Information given —
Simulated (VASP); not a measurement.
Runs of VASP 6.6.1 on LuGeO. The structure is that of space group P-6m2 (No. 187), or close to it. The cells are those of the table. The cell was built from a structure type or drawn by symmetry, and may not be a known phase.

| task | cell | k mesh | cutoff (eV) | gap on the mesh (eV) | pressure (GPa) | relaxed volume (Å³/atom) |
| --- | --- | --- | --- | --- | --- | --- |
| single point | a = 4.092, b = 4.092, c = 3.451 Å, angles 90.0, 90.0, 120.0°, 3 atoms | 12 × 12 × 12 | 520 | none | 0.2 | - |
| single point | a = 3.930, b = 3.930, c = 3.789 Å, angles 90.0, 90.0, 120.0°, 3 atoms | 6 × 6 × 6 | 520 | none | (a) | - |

Brief — Type out each entry above again, exactly.

Exercise output —
Simulated (VASP); not a measurement.
Runs of VASP 6.6.1 on LuGeO. The structure is that of space group P-6m2 (No. 187), or close to it. The cells are those of the table. The cell was built from a structure type or drawn by symmetry, and may not be a known phase.

| task | cell | k mesh | cutoff (eV) | gap on the mesh (eV) | pressure (GPa) | relaxed volume (Å³/atom) |
| --- | --- | --- | --- | --- | --- | --- |
| single point | a = 4.092, b = 4.092, c = 3.451 Å, angles 90.0, 90.0, 120.0°, 3 atoms | 12 × 12 × 12 | 520 | none | 0.2 | - |
| single point | a = 3.930, b = 3.930, c = 3.789 Å, angles 90.0, 90.0, 120.0°, 3 atoms | 6 × 6 × 6 | 520 | none | (a) | - |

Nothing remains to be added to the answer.